────────────────────────────────────────

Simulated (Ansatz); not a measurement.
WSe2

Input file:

────────────────────────────────────────

### Activity
Your task is to reproduce the full listing exactly.

### Written answer
Simulated (Ansatz); not a measurement.
WSe2

Input file:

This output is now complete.